------ Available data ------
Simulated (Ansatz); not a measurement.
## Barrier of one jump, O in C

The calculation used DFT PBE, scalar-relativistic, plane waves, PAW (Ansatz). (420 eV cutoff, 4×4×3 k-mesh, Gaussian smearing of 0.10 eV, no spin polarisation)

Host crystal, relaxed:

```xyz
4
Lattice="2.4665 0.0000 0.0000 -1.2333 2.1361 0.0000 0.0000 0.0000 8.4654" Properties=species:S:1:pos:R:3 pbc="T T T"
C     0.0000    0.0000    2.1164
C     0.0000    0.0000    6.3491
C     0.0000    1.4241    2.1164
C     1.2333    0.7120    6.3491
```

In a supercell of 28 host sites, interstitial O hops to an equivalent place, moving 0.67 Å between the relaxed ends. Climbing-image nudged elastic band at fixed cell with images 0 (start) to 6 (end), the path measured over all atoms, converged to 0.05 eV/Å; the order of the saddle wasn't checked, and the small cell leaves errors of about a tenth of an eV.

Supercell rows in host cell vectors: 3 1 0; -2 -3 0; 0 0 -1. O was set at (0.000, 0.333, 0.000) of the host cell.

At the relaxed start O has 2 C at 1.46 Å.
------

> [Brief]:
For this exercise, set down the entire listing above exactly as given.

> [Answer section]:
Simulated (Ansatz); not a measurement.
## Barrier of one jump, O in C

The calculation used DFT PBE, scalar-relativistic, plane waves, PAW (Ansatz). (420 eV cutoff, 4×4×3 k-mesh, Gaussian smearing of 0.10 eV, no spin polarisation)

Host crystal, relaxed:

```xyz
4
Lattice="2.4665 0.0000 0.0000 -1.2333 2.1361 0.0000 0.0000 0.0000 8.4654" Properties=species:S:1:pos:R:3 pbc="T T T"
C     0.0000    0.0000    2.1164
C     0.0000    0.0000    6.3491
C     0.0000    1.4241    2.1164
C     1.2333    0.7120    6.3491
```

In a supercell of 28 host sites, interstitial O hops to an equivalent place, moving 0.67 Å between the relaxed ends. Climbing-image nudged elastic band at fixed cell with images 0 (start) to 6 (end), the path measured over all atoms, converged to 0.05 eV/Å; the order of the saddle wasn't checked, and the small cell leaves errors of about a tenth of an eV.

Supercell rows in host cell vectors: 3 1 0; -2 -3 0; 0 0 -1. O was set at (0.000, 0.333, 0.000) of the host cell.

At the relaxed start O has 2 C at 1.46 Å.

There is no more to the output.